WORK INSTRUCTION = Write out exactly the lines from the first line of the records below through the line that contains "no spin polarisation", and stop there.

[Opening AVAILABLE DATA section]

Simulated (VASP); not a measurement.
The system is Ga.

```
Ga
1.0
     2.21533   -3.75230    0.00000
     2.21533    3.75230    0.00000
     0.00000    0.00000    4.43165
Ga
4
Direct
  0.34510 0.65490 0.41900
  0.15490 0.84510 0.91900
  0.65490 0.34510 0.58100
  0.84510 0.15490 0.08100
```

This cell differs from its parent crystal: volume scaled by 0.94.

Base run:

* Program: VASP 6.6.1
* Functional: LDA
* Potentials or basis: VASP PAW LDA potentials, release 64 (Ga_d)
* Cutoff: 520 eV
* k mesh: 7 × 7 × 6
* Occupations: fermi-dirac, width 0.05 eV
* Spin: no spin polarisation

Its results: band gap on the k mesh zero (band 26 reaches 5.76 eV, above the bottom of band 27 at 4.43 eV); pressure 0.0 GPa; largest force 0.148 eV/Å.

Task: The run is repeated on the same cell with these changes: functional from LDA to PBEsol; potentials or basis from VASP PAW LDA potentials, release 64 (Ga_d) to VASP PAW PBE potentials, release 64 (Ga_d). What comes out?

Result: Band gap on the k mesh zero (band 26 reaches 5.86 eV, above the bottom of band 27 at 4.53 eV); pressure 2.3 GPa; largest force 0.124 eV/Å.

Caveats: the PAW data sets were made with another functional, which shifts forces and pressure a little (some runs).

[Closing AVAILABLE DATA section]

RESPONSE =
Simulated (VASP); not a measurement.
The system is Ga.

```
Ga
1.0
     2.21533   -3.75230    0.00000
     2.21533    3.75230    0.00000
     0.00000    0.00000    4.43165
Ga
4
Direct
  0.34510 0.65490 0.41900
  0.15490 0.84510 0.91900
  0.65490 0.34510 0.58100
  0.84510 0.15490 0.08100
```

This cell differs from its parent crystal: volume scaled by 0.94.

Base run:

* Program: VASP 6.6.1
* Functional: LDA
* Potentials or basis: VASP PAW LDA potentials, release 64 (Ga_d)
* Cutoff: 520 eV
* k mesh: 7 × 7 × 6
* Occupations: fermi-dirac, width 0.05 eV
* Spin: no spin polarisation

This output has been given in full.